■ **DATASET**
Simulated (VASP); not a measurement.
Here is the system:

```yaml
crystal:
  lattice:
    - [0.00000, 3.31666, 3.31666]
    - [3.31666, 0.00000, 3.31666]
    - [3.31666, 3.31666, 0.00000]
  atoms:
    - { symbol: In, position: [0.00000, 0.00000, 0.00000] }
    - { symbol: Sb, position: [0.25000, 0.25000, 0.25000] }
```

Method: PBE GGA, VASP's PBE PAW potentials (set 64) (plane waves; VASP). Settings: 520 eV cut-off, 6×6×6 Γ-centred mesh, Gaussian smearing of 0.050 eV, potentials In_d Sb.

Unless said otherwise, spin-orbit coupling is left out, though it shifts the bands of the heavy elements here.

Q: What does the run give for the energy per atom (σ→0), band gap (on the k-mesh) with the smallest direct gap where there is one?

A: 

■ **ASSIGNED TASK**
Begin at the line that has "Unless said otherwise, spin-orbit" in the entries above; stop after the line that has "Q: What does". Transcribe exactly those lines and no others.

■ **EXERCISE OUTPUT**
Unless said otherwise, spin-orbit coupling is left out, though it shifts the bands of the heavy elements here.

Q: What does the run give for the energy per atom (σ→0), band gap (on the k-mesh) with the smallest direct gap where there is one?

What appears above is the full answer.